# TASK ITEM:
Every single line below has to be printed once more, exactly.

──────

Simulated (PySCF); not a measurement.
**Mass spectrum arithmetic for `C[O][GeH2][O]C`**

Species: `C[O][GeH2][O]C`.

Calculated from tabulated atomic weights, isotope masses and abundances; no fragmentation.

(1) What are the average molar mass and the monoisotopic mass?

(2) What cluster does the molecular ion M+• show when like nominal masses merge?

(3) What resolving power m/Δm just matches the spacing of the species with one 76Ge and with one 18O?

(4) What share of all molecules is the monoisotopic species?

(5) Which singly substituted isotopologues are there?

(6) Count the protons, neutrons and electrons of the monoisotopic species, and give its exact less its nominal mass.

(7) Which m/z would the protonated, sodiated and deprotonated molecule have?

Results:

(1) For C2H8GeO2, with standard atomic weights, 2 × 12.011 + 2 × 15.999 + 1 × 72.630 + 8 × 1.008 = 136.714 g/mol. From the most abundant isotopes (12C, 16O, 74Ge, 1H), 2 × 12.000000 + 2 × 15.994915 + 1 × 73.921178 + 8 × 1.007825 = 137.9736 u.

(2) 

──────

# ANSWER SECTION:
Simulated (PySCF); not a measurement.
**Mass spectrum arithmetic for `C[O][GeH2][O]C`**

Species: `C[O][GeH2][O]C`.

Calculated from tabulated atomic weights, isotope masses and abundances; no fragmentation.

(1) What are the average molar mass and the monoisotopic mass?

(2) What cluster does the molecular ion M+• show when like nominal masses merge?

(3) What resolving power m/Δm just matches the spacing of the species with one 76Ge and with one 18O?

(4) What share of all molecules is the monoisotopic species?

(5) Which singly substituted isotopologues are there?

(6) Count the protons, neutrons and electrons of the monoisotopic species, and give its exact less its nominal mass.

(7) Which m/z would the protonated, sodiated and deprotonated molecule have?

Results:

(1) For C2H8GeO2, with standard atomic weights, 2 × 12.011 + 2 × 15.999 + 1 × 72.630 + 8 × 1.008 = 136.714 g/mol. From the most abundant isotopes (12C, 16O, 74Ge, 1H), 2 × 12.000000 + 2 × 15.994915 + 1 × 73.921178 + 8 × 1.007825 = 137.9736 u.

(2) 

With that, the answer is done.